## Required action
Every single entry must be restated word for word.

Dataset entries section start
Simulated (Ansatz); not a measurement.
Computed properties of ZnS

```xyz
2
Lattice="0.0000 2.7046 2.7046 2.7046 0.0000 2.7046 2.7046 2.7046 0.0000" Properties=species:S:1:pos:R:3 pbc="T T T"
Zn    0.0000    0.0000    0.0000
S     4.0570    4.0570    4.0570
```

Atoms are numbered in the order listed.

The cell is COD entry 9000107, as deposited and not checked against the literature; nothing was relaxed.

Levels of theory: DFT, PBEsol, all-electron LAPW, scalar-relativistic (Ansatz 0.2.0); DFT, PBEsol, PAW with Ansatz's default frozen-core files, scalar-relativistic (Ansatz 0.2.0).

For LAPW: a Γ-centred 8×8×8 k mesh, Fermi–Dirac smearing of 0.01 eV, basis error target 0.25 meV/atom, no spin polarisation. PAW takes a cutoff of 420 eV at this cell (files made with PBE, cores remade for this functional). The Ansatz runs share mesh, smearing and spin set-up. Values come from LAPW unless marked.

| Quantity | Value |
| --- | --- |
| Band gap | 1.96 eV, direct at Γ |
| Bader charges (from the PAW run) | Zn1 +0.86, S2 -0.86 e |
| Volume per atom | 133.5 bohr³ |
Dataset entries section end

## Reply
Simulated (Ansatz); not a measurement.
Computed properties of ZnS

```xyz
2
Lattice="0.0000 2.7046 2.7046 2.7046 0.0000 2.7046 2.7046 2.7046 0.0000" Properties=species:S:1:pos:R:3 pbc="T T T"
Zn    0.0000    0.0000    0.0000
S     4.0570    4.0570    4.0570
```

Atoms are numbered in the order listed.

The cell is COD entry 9000107, as deposited and not checked against the literature; nothing was relaxed.

Levels of theory: DFT, PBEsol, all-electron LAPW, scalar-relativistic (Ansatz 0.2.0); DFT, PBEsol, PAW with Ansatz's default frozen-core files, scalar-relativistic (Ansatz 0.2.0).

For LAPW: a Γ-centred 8×8×8 k mesh, Fermi–Dirac smearing of 0.01 eV, basis error target 0.25 meV/atom, no spin polarisation. PAW takes a cutoff of 420 eV at this cell (files made with PBE, cores remade for this functional). The Ansatz runs share mesh, smearing and spin set-up. Values come from LAPW unless marked.

| Quantity | Value |
| --- | --- |
| Band gap | 1.96 eV, direct at Γ |
| Bader charges (from the PAW run) | Zn1 +0.86, S2 -0.86 e |
| Volume per atom | 133.5 bohr³ |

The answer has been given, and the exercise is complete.